Assigned task
Give back the full set of entries that follows, exactly as written.

****************************************
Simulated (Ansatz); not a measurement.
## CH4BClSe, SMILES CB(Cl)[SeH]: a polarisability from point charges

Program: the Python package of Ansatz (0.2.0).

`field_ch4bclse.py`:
****************************************

Answer box
Simulated (Ansatz); not a measurement.
## CH4BClSe, SMILES CB(Cl)[SeH]: a polarisability from point charges

Program: the Python package of Ansatz (0.2.0).

`field_ch4bclse.py`:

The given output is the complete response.